*** Block opens ***

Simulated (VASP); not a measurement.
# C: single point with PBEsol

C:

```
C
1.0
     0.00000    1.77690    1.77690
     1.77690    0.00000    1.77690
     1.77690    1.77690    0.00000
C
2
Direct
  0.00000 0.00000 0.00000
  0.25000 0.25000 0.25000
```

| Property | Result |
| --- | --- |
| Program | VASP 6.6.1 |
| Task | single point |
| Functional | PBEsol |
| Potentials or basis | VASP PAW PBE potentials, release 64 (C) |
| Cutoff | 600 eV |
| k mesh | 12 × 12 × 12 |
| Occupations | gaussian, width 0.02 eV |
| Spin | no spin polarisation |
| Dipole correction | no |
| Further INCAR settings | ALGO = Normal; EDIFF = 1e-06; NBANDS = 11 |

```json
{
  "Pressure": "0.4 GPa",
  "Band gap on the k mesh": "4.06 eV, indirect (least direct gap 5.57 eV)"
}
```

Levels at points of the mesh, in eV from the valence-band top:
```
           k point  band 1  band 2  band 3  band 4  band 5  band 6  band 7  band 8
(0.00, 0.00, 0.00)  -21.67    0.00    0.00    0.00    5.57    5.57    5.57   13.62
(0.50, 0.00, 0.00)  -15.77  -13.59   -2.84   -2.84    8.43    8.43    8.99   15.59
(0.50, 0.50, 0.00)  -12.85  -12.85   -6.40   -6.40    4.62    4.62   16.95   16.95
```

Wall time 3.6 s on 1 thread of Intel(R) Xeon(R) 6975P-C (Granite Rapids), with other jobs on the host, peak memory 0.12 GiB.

*** Block closes ***

Reproduce each entry above exactly, keeping every character.

(TASK SOLUTION)
Simulated (VASP); not a measurement.
# C: single point with PBEsol

C:

```
C
1.0
     0.00000    1.77690    1.77690
     1.77690    0.00000    1.77690
     1.77690    1.77690    0.00000
C
2
Direct
  0.00000 0.00000 0.00000
  0.25000 0.25000 0.25000
```

| Property | Result |
| --- | --- |
| Program | VASP 6.6.1 |
| Task | single point |
| Functional | PBEsol |
| Potentials or basis | VASP PAW PBE potentials, release 64 (C) |
| Cutoff | 600 eV |
| k mesh | 12 × 12 × 12 |
| Occupations | gaussian, width 0.02 eV |
| Spin | no spin polarisation |
| Dipole correction | no |
| Further INCAR settings | ALGO = Normal; EDIFF = 1e-06; NBANDS = 11 |

```json
{
  "Pressure": "0.4 GPa",
  "Band gap on the k mesh": "4.06 eV, indirect (least direct gap 5.57 eV)"
}
```

Levels at points of the mesh, in eV from the valence-band top:
```
           k point  band 1  band 2  band 3  band 4  band 5  band 6  band 7  band 8
(0.00, 0.00, 0.00)  -21.67    0.00    0.00    0.00    5.57    5.57    5.57   13.62
(0.50, 0.00, 0.00)  -15.77  -13.59   -2.84   -2.84    8.43    8.43    8.99   15.59
(0.50, 0.50, 0.00)  -12.85  -12.85   -6.40   -6.40    4.62    4.62   16.95   16.95
```

Wall time 3.6 s on 1 thread of Intel(R) Xeon(R) 6975P-C (Granite Rapids), with other jobs on the host, peak memory 0.12 GiB.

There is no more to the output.